## [Required action]
Please give back, word for word, each line from the start of the entries through the one in which "Result: (a) -12.0." is found.

Provided records START

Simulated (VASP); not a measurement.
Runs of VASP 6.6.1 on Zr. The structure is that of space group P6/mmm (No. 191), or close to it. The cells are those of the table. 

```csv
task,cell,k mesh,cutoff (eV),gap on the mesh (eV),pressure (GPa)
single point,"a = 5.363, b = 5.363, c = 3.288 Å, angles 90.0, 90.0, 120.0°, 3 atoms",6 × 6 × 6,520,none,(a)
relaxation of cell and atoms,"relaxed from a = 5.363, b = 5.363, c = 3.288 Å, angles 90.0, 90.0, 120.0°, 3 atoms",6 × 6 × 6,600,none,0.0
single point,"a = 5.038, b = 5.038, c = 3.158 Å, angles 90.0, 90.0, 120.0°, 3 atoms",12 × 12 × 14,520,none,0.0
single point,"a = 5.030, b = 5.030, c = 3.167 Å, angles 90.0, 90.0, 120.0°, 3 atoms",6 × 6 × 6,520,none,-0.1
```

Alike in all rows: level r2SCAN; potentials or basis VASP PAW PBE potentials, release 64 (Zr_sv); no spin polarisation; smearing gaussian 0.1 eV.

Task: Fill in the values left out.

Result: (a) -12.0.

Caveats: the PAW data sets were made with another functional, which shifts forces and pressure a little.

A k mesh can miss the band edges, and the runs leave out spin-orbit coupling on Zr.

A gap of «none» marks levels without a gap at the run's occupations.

Provided records END

## [Task answer]
Simulated (VASP); not a measurement.
Runs of VASP 6.6.1 on Zr. The structure is that of space group P6/mmm (No. 191), or close to it. The cells are those of the table. 

```csv
task,cell,k mesh,cutoff (eV),gap on the mesh (eV),pressure (GPa)
single point,"a = 5.363, b = 5.363, c = 3.288 Å, angles 90.0, 90.0, 120.0°, 3 atoms",6 × 6 × 6,520,none,(a)
relaxation of cell and atoms,"relaxed from a = 5.363, b = 5.363, c = 3.288 Å, angles 90.0, 90.0, 120.0°, 3 atoms",6 × 6 × 6,600,none,0.0
single point,"a = 5.038, b = 5.038, c = 3.158 Å, angles 90.0, 90.0, 120.0°, 3 atoms",12 × 12 × 14,520,none,0.0
single point,"a = 5.030, b = 5.030, c = 3.167 Å, angles 90.0, 90.0, 120.0°, 3 atoms",6 × 6 × 6,520,none,-0.1
```

Alike in all rows: level r2SCAN; potentials or basis VASP PAW PBE potentials, release 64 (Zr_sv); no spin polarisation; smearing gaussian 0.1 eV.

Task: Fill in the values left out.

Result: (a) -12.0.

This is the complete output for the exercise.